Segment Start: Dataset extract

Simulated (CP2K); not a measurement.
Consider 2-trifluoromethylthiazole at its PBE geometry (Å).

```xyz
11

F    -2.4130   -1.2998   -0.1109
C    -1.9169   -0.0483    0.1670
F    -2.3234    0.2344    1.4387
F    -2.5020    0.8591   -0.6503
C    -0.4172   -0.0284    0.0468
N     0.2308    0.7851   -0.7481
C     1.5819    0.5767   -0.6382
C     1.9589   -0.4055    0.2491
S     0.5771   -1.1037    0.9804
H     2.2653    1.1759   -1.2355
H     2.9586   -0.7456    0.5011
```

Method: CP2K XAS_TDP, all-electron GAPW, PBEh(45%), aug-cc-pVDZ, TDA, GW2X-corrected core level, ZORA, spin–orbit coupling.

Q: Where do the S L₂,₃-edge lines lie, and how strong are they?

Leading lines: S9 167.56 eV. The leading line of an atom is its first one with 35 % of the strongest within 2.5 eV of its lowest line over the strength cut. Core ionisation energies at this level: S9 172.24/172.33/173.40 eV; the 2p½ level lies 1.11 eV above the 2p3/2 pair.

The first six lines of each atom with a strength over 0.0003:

Segment End: Dataset extract

__Work instruction__. Copy each line of the data above exactly as it appears.

__Your response__.
Simulated (CP2K); not a measurement.
Consider 2-trifluoromethylthiazole at its PBE geometry (Å).

```xyz
11

F    -2.4130   -1.2998   -0.1109
C    -1.9169   -0.0483    0.1670
F    -2.3234    0.2344    1.4387
F    -2.5020    0.8591   -0.6503
C    -0.4172   -0.0284    0.0468
N     0.2308    0.7851   -0.7481
C     1.5819    0.5767   -0.6382
C     1.9589   -0.4055    0.2491
S     0.5771   -1.1037    0.9804
H     2.2653    1.1759   -1.2355
H     2.9586   -0.7456    0.5011
```

Method: CP2K XAS_TDP, all-electron GAPW, PBEh(45%), aug-cc-pVDZ, TDA, GW2X-corrected core level, ZORA, spin–orbit coupling.

Q: Where do the S L₂,₃-edge lines lie, and how strong are they?

Leading lines: S9 167.56 eV. The leading line of an atom is its first one with 35 % of the strongest within 2.5 eV of its lowest line over the strength cut. Core ionisation energies at this level: S9 172.24/172.33/173.40 eV; the 2p½ level lies 1.11 eV above the 2p3/2 pair.

The first six lines of each atom with a strength over 0.0003:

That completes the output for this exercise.